Exercise ▸
Please restate, word for word, the lines below that begin at the one with "E lies in a miniband;" and end at the one with "0.0627 | 0.1412 |". Leave out all other lines.

Information supplied ▸
- Opening Delimiter -

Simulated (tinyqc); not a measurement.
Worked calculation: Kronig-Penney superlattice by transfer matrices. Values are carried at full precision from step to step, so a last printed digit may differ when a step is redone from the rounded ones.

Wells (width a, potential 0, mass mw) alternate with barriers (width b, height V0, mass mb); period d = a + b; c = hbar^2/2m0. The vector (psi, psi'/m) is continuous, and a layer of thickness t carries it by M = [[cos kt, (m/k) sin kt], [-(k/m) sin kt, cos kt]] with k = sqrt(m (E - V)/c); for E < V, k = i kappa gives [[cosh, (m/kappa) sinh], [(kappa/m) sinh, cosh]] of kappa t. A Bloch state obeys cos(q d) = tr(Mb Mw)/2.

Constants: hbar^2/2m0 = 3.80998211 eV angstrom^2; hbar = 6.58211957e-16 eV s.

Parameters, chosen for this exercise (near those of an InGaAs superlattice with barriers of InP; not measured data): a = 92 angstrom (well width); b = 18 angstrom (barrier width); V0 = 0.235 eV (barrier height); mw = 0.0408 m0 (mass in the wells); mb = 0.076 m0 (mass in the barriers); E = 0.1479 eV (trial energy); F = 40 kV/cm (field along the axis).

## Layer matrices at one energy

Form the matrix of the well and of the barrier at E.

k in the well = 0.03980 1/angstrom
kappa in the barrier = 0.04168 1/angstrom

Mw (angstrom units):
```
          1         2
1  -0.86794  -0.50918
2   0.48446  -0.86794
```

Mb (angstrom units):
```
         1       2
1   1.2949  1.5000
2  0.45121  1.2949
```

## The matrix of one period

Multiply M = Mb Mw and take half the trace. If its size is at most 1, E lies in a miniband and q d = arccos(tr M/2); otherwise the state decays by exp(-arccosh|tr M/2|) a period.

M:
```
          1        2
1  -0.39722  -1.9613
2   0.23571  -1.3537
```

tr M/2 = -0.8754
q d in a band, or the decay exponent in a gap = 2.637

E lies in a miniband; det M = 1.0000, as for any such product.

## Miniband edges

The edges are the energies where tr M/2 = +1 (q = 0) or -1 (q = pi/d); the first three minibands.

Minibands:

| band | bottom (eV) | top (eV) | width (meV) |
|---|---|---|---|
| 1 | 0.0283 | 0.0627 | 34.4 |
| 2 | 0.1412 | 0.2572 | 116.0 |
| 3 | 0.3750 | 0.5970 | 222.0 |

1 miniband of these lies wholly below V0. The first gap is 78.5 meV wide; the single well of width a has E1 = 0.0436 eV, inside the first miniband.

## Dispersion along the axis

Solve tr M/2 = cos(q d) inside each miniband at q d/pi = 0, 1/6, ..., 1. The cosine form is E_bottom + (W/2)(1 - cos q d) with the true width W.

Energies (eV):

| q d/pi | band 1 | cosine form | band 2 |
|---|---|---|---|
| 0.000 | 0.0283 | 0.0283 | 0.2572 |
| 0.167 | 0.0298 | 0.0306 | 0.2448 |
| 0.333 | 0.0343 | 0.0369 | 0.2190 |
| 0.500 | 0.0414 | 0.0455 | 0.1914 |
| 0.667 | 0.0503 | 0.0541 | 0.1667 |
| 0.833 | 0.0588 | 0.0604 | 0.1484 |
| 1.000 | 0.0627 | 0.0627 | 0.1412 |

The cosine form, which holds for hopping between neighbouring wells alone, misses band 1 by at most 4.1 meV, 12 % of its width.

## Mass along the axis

- Closing Delimiter -

Solution ▸
E lies in a miniband; det M = 1.0000, as for any such product.

## Miniband edges

The edges are the energies where tr M/2 = +1 (q = 0) or -1 (q = pi/d); the first three minibands.

Minibands:

| band | bottom (eV) | top (eV) | width (meV) |
|---|---|---|---|
| 1 | 0.0283 | 0.0627 | 34.4 |
| 2 | 0.1412 | 0.2572 | 116.0 |
| 3 | 0.3750 | 0.5970 | 222.0 |

1 miniband of these lies wholly below V0. The first gap is 78.5 meV wide; the single well of width a has E1 = 0.0436 eV, inside the first miniband.

## Dispersion along the axis

Solve tr M/2 = cos(q d) inside each miniband at q d/pi = 0, 1/6, ..., 1. The cosine form is E_bottom + (W/2)(1 - cos q d) with the true width W.

Energies (eV):

| q d/pi | band 1 | cosine form | band 2 |
|---|---|---|---|
| 0.000 | 0.0283 | 0.0283 | 0.2572 |
| 0.167 | 0.0298 | 0.0306 | 0.2448 |
| 0.333 | 0.0343 | 0.0369 | 0.2190 |
| 0.500 | 0.0414 | 0.0455 | 0.1914 |
| 0.667 | 0.0503 | 0.0541 | 0.1667 |
| 0.833 | 0.0588 | 0.0604 | 0.1484 |
| 1.000 | 0.0627 | 0.0627 | 0.1412 |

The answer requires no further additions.